| Work instruction |
Every entry must come back exactly as it was given.

>>>

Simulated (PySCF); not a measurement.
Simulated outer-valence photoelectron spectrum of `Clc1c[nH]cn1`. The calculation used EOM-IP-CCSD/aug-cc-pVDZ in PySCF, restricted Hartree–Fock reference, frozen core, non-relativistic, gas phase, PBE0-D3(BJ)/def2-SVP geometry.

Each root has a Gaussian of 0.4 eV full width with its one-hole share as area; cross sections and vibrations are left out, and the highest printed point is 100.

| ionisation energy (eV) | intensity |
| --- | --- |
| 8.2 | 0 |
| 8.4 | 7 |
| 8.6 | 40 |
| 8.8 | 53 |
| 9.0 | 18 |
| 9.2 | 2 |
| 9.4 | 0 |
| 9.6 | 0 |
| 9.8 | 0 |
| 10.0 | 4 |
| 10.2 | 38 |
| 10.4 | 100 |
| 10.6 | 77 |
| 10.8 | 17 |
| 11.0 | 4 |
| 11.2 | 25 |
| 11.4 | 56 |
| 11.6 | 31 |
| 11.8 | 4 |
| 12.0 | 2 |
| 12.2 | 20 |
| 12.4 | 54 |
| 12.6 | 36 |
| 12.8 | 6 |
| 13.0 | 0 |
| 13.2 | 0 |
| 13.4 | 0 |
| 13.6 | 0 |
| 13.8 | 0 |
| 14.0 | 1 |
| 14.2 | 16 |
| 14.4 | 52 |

<<<

| Task answer |
Simulated (PySCF); not a measurement.
Simulated outer-valence photoelectron spectrum of `Clc1c[nH]cn1`. The calculation used EOM-IP-CCSD/aug-cc-pVDZ in PySCF, restricted Hartree–Fock reference, frozen core, non-relativistic, gas phase, PBE0-D3(BJ)/def2-SVP geometry.

Each root has a Gaussian of 0.4 eV full width with its one-hole share as area; cross sections and vibrations are left out, and the highest printed point is 100.

| ionisation energy (eV) | intensity |
| --- | --- |
| 8.2 | 0 |
| 8.4 | 7 |
| 8.6 | 40 |
| 8.8 | 53 |
| 9.0 | 18 |
| 9.2 | 2 |
| 9.4 | 0 |
| 9.6 | 0 |
| 9.8 | 0 |
| 10.0 | 4 |
| 10.2 | 38 |
| 10.4 | 100 |
| 10.6 | 77 |
| 10.8 | 17 |
| 11.0 | 4 |
| 11.2 | 25 |
| 11.4 | 56 |
| 11.6 | 31 |
| 11.8 | 4 |
| 12.0 | 2 |
| 12.2 | 20 |
| 12.4 | 54 |
| 12.6 | 36 |
| 12.8 | 6 |
| 13.0 | 0 |
| 13.2 | 0 |
| 13.4 | 0 |
| 13.6 | 0 |
| 13.8 | 0 |
| 14.0 | 1 |
| 14.2 | 16 |
| 14.4 | 52 |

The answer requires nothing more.